◆ Excerpted records
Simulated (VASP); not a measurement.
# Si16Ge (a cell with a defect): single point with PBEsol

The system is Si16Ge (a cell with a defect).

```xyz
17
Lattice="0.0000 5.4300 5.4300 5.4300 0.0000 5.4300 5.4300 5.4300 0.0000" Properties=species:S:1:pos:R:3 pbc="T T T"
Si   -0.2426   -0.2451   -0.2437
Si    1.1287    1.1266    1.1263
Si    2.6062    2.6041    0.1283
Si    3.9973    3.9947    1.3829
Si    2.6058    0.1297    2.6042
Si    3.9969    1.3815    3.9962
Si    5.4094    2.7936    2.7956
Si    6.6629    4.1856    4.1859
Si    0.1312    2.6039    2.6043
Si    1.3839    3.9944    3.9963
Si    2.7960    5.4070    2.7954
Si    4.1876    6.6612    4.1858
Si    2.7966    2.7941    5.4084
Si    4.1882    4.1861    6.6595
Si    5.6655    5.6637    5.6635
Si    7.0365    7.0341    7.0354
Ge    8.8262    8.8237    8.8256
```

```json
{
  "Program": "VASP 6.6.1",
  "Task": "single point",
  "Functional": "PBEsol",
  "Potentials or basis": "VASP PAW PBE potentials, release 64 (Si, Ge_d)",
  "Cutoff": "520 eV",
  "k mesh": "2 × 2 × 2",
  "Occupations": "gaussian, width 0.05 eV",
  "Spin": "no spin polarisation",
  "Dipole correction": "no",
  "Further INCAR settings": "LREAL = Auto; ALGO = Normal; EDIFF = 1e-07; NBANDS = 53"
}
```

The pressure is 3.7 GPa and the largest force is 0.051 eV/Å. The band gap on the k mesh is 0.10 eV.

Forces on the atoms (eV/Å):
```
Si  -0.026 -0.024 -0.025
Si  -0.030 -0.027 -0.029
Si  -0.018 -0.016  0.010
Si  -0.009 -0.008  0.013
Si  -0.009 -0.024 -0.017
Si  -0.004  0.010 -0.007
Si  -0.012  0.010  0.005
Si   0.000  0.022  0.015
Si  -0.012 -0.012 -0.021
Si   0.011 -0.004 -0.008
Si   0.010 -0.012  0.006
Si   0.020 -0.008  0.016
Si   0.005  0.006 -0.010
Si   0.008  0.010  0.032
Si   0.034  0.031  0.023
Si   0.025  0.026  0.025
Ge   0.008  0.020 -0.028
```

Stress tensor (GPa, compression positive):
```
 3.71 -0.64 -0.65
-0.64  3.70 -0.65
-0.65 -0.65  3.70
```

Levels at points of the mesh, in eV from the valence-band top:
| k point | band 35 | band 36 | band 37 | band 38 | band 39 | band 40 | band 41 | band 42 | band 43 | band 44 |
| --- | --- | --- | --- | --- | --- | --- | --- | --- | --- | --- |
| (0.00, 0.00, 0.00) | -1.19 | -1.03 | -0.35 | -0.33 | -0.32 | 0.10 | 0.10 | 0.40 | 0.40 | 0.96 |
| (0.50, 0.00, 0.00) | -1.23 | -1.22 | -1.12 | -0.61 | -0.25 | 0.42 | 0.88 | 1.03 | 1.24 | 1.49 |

◆ Activity
Exactly as written, please reproduce the lines from the first line of the data to the line containing "43 | band 44 |", inclusive, and nothing else.

◆ Written solution
Simulated (VASP); not a measurement.
# Si16Ge (a cell with a defect): single point with PBEsol

The system is Si16Ge (a cell with a defect).

```xyz
17
Lattice="0.0000 5.4300 5.4300 5.4300 0.0000 5.4300 5.4300 5.4300 0.0000" Properties=species:S:1:pos:R:3 pbc="T T T"
Si   -0.2426   -0.2451   -0.2437
Si    1.1287    1.1266    1.1263
Si    2.6062    2.6041    0.1283
Si    3.9973    3.9947    1.3829
Si    2.6058    0.1297    2.6042
Si    3.9969    1.3815    3.9962
Si    5.4094    2.7936    2.7956
Si    6.6629    4.1856    4.1859
Si    0.1312    2.6039    2.6043
Si    1.3839    3.9944    3.9963
Si    2.7960    5.4070    2.7954
Si    4.1876    6.6612    4.1858
Si    2.7966    2.7941    5.4084
Si    4.1882    4.1861    6.6595
Si    5.6655    5.6637    5.6635
Si    7.0365    7.0341    7.0354
Ge    8.8262    8.8237    8.8256
```

```json
{
  "Program": "VASP 6.6.1",
  "Task": "single point",
  "Functional": "PBEsol",
  "Potentials or basis": "VASP PAW PBE potentials, release 64 (Si, Ge_d)",
  "Cutoff": "520 eV",
  "k mesh": "2 × 2 × 2",
  "Occupations": "gaussian, width 0.05 eV",
  "Spin": "no spin polarisation",
  "Dipole correction": "no",
  "Further INCAR settings": "LREAL = Auto; ALGO = Normal; EDIFF = 1e-07; NBANDS = 53"
}
```

The pressure is 3.7 GPa and the largest force is 0.051 eV/Å. The band gap on the k mesh is 0.10 eV.

Forces on the atoms (eV/Å):
```
Si  -0.026 -0.024 -0.025
Si  -0.030 -0.027 -0.029
Si  -0.018 -0.016  0.010
Si  -0.009 -0.008  0.013
Si  -0.009 -0.024 -0.017
Si  -0.004  0.010 -0.007
Si  -0.012  0.010  0.005
Si   0.000  0.022  0.015
Si  -0.012 -0.012 -0.021
Si   0.011 -0.004 -0.008
Si   0.010 -0.012  0.006
Si   0.020 -0.008  0.016
Si   0.005  0.006 -0.010
Si   0.008  0.010  0.032
Si   0.034  0.031  0.023
Si   0.025  0.026  0.025
Ge   0.008  0.020 -0.028
```

Stress tensor (GPa, compression positive):
```
 3.71 -0.64 -0.65
-0.64  3.70 -0.65
-0.65 -0.65  3.70
```

Levels at points of the mesh, in eV from the valence-band top:
| k point | band 35 | band 36 | band 37 | band 38 | band 39 | band 40 | band 41 | band 42 | band 43 | band 44 |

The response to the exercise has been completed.